=== Section Start ===

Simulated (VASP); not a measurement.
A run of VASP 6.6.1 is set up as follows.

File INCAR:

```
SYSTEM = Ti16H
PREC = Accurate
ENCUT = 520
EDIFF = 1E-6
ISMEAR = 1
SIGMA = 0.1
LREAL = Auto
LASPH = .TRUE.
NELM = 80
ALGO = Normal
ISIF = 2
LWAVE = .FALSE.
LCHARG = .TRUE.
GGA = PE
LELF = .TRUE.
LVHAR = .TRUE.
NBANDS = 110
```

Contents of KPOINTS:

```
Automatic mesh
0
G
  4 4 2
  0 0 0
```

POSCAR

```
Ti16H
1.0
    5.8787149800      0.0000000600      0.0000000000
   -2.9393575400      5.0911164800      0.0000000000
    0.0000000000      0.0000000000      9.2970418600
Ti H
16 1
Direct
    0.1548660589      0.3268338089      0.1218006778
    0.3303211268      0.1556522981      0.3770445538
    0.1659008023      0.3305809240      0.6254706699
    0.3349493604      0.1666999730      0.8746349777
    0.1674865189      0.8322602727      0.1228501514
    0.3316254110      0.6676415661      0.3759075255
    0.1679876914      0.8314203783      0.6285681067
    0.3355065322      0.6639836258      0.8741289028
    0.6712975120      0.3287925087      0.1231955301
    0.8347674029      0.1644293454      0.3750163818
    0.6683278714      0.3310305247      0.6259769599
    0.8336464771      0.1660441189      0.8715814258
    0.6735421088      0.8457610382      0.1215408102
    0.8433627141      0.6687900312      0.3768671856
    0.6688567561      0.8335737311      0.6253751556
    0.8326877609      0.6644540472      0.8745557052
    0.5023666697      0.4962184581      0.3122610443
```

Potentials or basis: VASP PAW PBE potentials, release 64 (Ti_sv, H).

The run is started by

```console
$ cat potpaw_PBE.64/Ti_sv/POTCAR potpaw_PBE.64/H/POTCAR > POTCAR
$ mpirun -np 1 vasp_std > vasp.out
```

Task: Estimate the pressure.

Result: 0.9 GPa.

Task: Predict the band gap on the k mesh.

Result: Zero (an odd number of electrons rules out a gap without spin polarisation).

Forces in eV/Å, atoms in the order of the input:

=== Section End ===

Work request: Write out, exactly and with nothing else, the lines of the listing above from its first line through the line with "Result: Zero (an".

Answer box:
Simulated (VASP); not a measurement.
A run of VASP 6.6.1 is set up as follows.

File INCAR:

```
SYSTEM = Ti16H
PREC = Accurate
ENCUT = 520
EDIFF = 1E-6
ISMEAR = 1
SIGMA = 0.1
LREAL = Auto
LASPH = .TRUE.
NELM = 80
ALGO = Normal
ISIF = 2
LWAVE = .FALSE.
LCHARG = .TRUE.
GGA = PE
LELF = .TRUE.
LVHAR = .TRUE.
NBANDS = 110
```

Contents of KPOINTS:

```
Automatic mesh
0
G
  4 4 2
  0 0 0
```

POSCAR

```
Ti16H
1.0
    5.8787149800      0.0000000600      0.0000000000
   -2.9393575400      5.0911164800      0.0000000000
    0.0000000000      0.0000000000      9.2970418600
Ti H
16 1
Direct
    0.1548660589      0.3268338089      0.1218006778
    0.3303211268      0.1556522981      0.3770445538
    0.1659008023      0.3305809240      0.6254706699
    0.3349493604      0.1666999730      0.8746349777
    0.1674865189      0.8322602727      0.1228501514
    0.3316254110      0.6676415661      0.3759075255
    0.1679876914      0.8314203783      0.6285681067
    0.3355065322      0.6639836258      0.8741289028
    0.6712975120      0.3287925087      0.1231955301
    0.8347674029      0.1644293454      0.3750163818
    0.6683278714      0.3310305247      0.6259769599
    0.8336464771      0.1660441189      0.8715814258
    0.6735421088      0.8457610382      0.1215408102
    0.8433627141      0.6687900312      0.3768671856
    0.6688567561      0.8335737311      0.6253751556
    0.8326877609      0.6644540472      0.8745557052
    0.5023666697      0.4962184581      0.3122610443
```

Potentials or basis: VASP PAW PBE potentials, release 64 (Ti_sv, H).

The run is started by

```console
$ cat potpaw_PBE.64/Ti_sv/POTCAR potpaw_PBE.64/H/POTCAR > POTCAR
$ mpirun -np 1 vasp_std > vasp.out
```

Task: Estimate the pressure.

Result: 0.9 GPa.

Task: Predict the band gap on the k mesh.

Result: Zero (an odd number of electrons rules out a gap without spin polarisation).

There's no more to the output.